Extracted material –

------------------------------

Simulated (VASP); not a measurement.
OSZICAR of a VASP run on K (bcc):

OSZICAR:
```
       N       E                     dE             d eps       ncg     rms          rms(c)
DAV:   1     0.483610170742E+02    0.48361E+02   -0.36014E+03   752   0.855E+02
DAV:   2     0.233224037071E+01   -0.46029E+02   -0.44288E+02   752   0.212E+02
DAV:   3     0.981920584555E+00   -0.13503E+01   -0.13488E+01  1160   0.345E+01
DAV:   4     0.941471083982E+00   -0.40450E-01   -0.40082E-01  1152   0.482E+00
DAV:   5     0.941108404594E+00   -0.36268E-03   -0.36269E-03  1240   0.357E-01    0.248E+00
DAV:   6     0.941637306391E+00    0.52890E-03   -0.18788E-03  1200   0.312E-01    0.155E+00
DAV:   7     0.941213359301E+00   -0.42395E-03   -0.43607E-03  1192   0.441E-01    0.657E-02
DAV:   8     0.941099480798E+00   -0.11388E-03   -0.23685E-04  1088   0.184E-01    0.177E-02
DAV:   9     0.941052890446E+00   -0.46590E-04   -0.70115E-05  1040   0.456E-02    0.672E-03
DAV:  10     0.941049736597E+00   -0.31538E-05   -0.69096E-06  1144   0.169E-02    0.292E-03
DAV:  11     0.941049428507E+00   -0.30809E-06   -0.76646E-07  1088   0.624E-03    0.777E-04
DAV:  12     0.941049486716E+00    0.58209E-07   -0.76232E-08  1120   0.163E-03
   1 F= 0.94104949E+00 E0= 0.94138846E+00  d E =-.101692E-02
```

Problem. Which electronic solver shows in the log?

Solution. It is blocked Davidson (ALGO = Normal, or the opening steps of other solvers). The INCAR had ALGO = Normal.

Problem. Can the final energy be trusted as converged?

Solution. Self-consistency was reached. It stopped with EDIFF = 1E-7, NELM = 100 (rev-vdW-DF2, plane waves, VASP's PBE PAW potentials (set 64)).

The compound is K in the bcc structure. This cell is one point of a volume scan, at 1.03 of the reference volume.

------------------------------

Assigned task –
From the line containing "Problem. Which electronic" down to the line containing "Solution. Self-consistency was" in the material above, reproduce every line exactly, including the two end lines.

Written response –
Problem. Which electronic solver shows in the log?

Solution. It is blocked Davidson (ALGO = Normal, or the opening steps of other solvers). The INCAR had ALGO = Normal.

Problem. Can the final energy be trusted as converged?

Solution. Self-consistency was reached. It stopped with EDIFF = 1E-7, NELM = 100 (rev-vdW-DF2, plane waves, VASP's PBE PAW potentials (set 64)).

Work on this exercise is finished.